Material supplied ::
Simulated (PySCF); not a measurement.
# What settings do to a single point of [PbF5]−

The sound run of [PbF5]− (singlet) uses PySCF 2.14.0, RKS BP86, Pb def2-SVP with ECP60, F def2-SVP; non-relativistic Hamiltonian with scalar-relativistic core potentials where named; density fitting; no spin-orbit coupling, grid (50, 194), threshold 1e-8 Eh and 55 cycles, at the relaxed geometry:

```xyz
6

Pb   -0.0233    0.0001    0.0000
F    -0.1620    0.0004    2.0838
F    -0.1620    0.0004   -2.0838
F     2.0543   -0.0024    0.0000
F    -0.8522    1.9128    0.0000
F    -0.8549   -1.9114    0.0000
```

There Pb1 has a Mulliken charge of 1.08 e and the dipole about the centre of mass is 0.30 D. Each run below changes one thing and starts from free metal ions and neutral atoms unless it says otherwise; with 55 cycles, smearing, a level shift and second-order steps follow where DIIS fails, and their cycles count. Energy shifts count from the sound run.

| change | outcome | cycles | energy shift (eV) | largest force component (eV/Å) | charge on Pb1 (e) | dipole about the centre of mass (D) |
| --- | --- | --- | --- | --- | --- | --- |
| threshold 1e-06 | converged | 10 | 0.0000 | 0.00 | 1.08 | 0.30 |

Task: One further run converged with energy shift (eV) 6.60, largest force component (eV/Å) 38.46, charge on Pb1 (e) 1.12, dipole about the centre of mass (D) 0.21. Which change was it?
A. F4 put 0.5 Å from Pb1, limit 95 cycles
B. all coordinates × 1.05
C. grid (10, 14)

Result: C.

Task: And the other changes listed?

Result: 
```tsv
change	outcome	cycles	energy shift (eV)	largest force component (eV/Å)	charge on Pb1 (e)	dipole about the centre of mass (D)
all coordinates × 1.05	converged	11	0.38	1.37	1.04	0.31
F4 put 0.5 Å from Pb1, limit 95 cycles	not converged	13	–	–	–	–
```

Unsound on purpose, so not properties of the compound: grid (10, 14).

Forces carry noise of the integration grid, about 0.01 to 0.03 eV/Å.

Assigned task :: Starting with the first line of the records above, give back each line exactly until the line with "Unsound on purpose, so" has been given as well.

Answer area ::
Simulated (PySCF); not a measurement.
# What settings do to a single point of [PbF5]−

The sound run of [PbF5]− (singlet) uses PySCF 2.14.0, RKS BP86, Pb def2-SVP with ECP60, F def2-SVP; non-relativistic Hamiltonian with scalar-relativistic core potentials where named; density fitting; no spin-orbit coupling, grid (50, 194), threshold 1e-8 Eh and 55 cycles, at the relaxed geometry:

```xyz
6

Pb   -0.0233    0.0001    0.0000
F    -0.1620    0.0004    2.0838
F    -0.1620    0.0004   -2.0838
F     2.0543   -0.0024    0.0000
F    -0.8522    1.9128    0.0000
F    -0.8549   -1.9114    0.0000
```

There Pb1 has a Mulliken charge of 1.08 e and the dipole about the centre of mass is 0.30 D. Each run below changes one thing and starts from free metal ions and neutral atoms unless it says otherwise; with 55 cycles, smearing, a level shift and second-order steps follow where DIIS fails, and their cycles count. Energy shifts count from the sound run.

| change | outcome | cycles | energy shift (eV) | largest force component (eV/Å) | charge on Pb1 (e) | dipole about the centre of mass (D) |
| --- | --- | --- | --- | --- | --- | --- |
| threshold 1e-06 | converged | 10 | 0.0000 | 0.00 | 1.08 | 0.30 |

Task: One further run converged with energy shift (eV) 6.60, largest force component (eV/Å) 38.46, charge on Pb1 (e) 1.12, dipole about the centre of mass (D) 0.21. Which change was it?
A. F4 put 0.5 Å from Pb1, limit 95 cycles
B. all coordinates × 1.05
C. grid (10, 14)

Result: C.

Task: And the other changes listed?

Result: 
```tsv
change	outcome	cycles	energy shift (eV)	largest force component (eV/Å)	charge on Pb1 (e)	dipole about the centre of mass (D)
all coordinates × 1.05	converged	11	0.38	1.37	1.04	0.31
F4 put 0.5 Å from Pb1, limit 95 cycles	not converged	13	–	–	–	–
```

Unsound on purpose, so not properties of the compound: grid (10, 14).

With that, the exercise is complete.